## WORK ORDER
Please repeat the lines below, exactly and only, from the one that holds "Method: r2SCAN meta-GGA, VASP's" through the one that holds "Task: Give the".

## MATERIAL PROVIDED
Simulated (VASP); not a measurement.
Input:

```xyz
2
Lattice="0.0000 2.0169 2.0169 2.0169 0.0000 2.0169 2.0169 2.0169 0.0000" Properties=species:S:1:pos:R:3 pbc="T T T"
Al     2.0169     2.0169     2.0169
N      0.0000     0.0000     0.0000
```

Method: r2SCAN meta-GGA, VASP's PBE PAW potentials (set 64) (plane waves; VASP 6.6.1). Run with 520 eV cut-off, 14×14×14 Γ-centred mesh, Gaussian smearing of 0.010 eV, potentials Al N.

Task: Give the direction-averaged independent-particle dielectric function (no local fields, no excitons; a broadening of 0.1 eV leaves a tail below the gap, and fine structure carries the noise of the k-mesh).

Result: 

## ANSWER SECTION
Method: r2SCAN meta-GGA, VASP's PBE PAW potentials (set 64) (plane waves; VASP 6.6.1). Run with 520 eV cut-off, 14×14×14 Γ-centred mesh, Gaussian smearing of 0.010 eV, potentials Al N.

Task: Give the direction-averaged independent-particle dielectric function (no local fields, no excitons; a broadening of 0.1 eV leaves a tail below the gap, and fine structure carries the noise of the k-mesh).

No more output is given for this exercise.